START MATERIAL SUPPLIED
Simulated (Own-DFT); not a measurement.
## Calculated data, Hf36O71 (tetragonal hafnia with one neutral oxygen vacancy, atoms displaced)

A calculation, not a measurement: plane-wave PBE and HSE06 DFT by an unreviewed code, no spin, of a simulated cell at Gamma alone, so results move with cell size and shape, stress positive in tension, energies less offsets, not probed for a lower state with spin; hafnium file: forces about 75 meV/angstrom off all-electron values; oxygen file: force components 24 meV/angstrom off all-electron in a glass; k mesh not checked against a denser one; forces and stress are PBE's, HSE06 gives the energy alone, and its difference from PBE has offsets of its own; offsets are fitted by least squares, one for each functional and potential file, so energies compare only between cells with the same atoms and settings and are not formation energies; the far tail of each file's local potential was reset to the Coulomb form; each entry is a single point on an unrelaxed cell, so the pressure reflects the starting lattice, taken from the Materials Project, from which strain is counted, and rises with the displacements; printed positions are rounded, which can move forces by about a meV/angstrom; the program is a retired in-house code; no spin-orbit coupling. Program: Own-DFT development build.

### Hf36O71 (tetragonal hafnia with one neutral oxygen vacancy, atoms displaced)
END MATERIAL SUPPLIED

__EXERCISE__. Only the lines from the first one of the listing up to and including the line where "## Calculated data, Hf36O71" appears are wanted, reproduced exactly.

__EXERCISE ANSWER__.
Simulated (Own-DFT); not a measurement.
## Calculated data, Hf36O71 (tetragonal hafnia with one neutral oxygen vacancy, atoms displaced)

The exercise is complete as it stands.